→ Extracted data
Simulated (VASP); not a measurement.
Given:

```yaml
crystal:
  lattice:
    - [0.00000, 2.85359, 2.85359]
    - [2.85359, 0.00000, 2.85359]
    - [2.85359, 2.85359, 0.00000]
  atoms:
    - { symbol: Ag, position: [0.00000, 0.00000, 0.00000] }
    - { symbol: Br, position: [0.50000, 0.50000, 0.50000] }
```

→ Task item
Reproduce the records above exactly.

→ Exercise response
Simulated (VASP); not a measurement.
Given:

```yaml
crystal:
  lattice:
    - [0.00000, 2.85359, 2.85359]
    - [2.85359, 0.00000, 2.85359]
    - [2.85359, 2.85359, 0.00000]
  atoms:
    - { symbol: Ag, position: [0.00000, 0.00000, 0.00000] }
    - { symbol: Br, position: [0.50000, 0.50000, 0.50000] }
```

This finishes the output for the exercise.